── Raw data ──

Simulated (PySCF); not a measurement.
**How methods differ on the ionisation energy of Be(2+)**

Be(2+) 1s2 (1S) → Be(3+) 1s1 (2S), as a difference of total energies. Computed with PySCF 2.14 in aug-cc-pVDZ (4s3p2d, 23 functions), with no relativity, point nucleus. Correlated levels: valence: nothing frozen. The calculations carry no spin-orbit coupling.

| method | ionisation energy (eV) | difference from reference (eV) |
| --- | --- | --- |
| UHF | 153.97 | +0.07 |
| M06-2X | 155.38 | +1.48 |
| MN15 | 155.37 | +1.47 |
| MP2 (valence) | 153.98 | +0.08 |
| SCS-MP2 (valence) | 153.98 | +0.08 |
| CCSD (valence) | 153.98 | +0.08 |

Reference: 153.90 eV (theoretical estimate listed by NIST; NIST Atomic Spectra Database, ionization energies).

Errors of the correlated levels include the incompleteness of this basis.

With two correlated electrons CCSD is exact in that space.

───

◆ **Assignment**:
Could you retype exactly the lines above, starting at the line that contains "Be(2+) 1s2 (1S)" and ending at the line that contains "Errors of the", and nothing more?

◆ **Exercise answer**:
Be(2+) 1s2 (1S) → Be(3+) 1s1 (2S), as a difference of total energies. Computed with PySCF 2.14 in aug-cc-pVDZ (4s3p2d, 23 functions), with no relativity, point nucleus. Correlated levels: valence: nothing frozen. The calculations carry no spin-orbit coupling.

| method | ionisation energy (eV) | difference from reference (eV) |
| --- | --- | --- |
| UHF | 153.97 | +0.07 |
| M06-2X | 155.38 | +1.48 |
| MN15 | 155.37 | +1.47 |
| MP2 (valence) | 153.98 | +0.08 |
| SCS-MP2 (valence) | 153.98 | +0.08 |
| CCSD (valence) | 153.98 | +0.08 |

Reference: 153.90 eV (theoretical estimate listed by NIST; NIST Atomic Spectra Database, ionization energies).

Errors of the correlated levels include the incompleteness of this basis.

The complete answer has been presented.